Information
○ ○ ○

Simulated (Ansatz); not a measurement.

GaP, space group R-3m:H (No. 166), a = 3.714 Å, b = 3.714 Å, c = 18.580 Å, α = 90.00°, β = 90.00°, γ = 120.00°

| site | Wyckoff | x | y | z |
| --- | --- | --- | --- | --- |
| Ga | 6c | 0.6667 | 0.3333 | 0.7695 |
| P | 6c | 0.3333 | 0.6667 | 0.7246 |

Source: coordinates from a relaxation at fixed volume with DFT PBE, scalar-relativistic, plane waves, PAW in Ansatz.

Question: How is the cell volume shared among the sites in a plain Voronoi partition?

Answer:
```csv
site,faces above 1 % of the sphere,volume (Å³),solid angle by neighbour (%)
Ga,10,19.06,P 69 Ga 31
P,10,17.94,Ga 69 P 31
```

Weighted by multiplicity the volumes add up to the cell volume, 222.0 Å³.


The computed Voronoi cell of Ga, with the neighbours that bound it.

○ ○ ○

Assignment
Output the complete data verbatim.

Written solution
Simulated (Ansatz); not a measurement.

GaP, space group R-3m:H (No. 166), a = 3.714 Å, b = 3.714 Å, c = 18.580 Å, α = 90.00°, β = 90.00°, γ = 120.00°

| site | Wyckoff | x | y | z |
| --- | --- | --- | --- | --- |
| Ga | 6c | 0.6667 | 0.3333 | 0.7695 |
| P | 6c | 0.3333 | 0.6667 | 0.7246 |

Source: coordinates from a relaxation at fixed volume with DFT PBE, scalar-relativistic, plane waves, PAW in Ansatz.

Question: How is the cell volume shared among the sites in a plain Voronoi partition?

Answer:
```csv
site,faces above 1 % of the sphere,volume (Å³),solid angle by neighbour (%)
Ga,10,19.06,P 69 Ga 31
P,10,17.94,Ga 69 P 31
```

Weighted by multiplicity the volumes add up to the cell volume, 222.0 Å³.


The computed Voronoi cell of Ga, with the neighbours that bound it.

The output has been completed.